_ASSIGNMENT_
Would you copy the material below word for word, beginning with its first line and ending with the line that contains "The structure derives"?

==*==

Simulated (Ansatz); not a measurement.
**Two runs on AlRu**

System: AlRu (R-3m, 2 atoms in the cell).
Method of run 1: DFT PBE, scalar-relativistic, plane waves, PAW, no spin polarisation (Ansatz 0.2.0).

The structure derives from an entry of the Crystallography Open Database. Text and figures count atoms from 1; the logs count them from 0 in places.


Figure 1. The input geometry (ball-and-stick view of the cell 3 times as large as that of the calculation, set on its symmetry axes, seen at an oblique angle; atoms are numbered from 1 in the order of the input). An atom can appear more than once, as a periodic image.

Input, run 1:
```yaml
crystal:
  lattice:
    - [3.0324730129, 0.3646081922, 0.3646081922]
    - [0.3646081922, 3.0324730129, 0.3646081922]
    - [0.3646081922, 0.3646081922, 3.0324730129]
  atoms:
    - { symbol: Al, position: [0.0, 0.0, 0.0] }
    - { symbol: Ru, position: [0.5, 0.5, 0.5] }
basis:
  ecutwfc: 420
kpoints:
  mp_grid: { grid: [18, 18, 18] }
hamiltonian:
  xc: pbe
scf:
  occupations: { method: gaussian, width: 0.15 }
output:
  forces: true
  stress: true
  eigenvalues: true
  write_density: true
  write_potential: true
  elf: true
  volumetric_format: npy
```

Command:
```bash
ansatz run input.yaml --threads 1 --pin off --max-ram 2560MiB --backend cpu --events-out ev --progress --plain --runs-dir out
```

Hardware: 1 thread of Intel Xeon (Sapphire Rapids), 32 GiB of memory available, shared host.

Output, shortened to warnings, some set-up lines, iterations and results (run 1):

==*==

_EXERCISE RESPONSE_
Simulated (Ansatz); not a measurement.
**Two runs on AlRu**

System: AlRu (R-3m, 2 atoms in the cell).
Method of run 1: DFT PBE, scalar-relativistic, plane waves, PAW, no spin polarisation (Ansatz 0.2.0).

The structure derives from an entry of the Crystallography Open Database. Text and figures count atoms from 1; the logs count them from 0 in places.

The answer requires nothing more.